REQUIREMENT:
Look below for the lines from the one with "PBE0/def2-TZVPP | 3.5 |" to the one with "HF/CBS(def2) | 3.9 |", and copy exactly those lines, both ends included.

- Opening Delimiter -

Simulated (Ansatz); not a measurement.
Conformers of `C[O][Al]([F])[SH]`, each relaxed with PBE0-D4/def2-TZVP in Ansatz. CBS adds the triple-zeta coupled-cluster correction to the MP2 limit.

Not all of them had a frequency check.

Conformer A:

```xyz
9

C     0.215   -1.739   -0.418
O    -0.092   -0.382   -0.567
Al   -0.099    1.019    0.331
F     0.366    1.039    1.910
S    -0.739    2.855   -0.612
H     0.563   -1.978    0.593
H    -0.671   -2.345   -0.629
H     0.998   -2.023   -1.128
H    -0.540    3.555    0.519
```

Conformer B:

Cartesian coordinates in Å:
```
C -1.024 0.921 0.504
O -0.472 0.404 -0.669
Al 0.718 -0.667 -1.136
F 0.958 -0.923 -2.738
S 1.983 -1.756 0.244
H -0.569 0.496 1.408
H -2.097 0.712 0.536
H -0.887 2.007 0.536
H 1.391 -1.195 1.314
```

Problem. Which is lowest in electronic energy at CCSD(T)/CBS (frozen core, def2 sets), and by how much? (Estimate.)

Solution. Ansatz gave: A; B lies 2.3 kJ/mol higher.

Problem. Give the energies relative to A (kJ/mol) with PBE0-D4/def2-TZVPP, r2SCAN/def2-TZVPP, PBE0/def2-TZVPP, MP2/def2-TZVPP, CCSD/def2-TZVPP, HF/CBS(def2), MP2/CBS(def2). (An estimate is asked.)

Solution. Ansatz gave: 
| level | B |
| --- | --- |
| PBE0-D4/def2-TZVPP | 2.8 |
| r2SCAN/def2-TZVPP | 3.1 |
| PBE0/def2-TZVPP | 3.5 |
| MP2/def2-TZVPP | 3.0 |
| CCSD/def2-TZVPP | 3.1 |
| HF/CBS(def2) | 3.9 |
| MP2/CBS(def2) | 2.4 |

- Closing Delimiter -

RESPONSE:
| PBE0/def2-TZVPP | 3.5 |
| MP2/def2-TZVPP | 3.0 |
| CCSD/def2-TZVPP | 3.1 |
| HF/CBS(def2) | 3.9 |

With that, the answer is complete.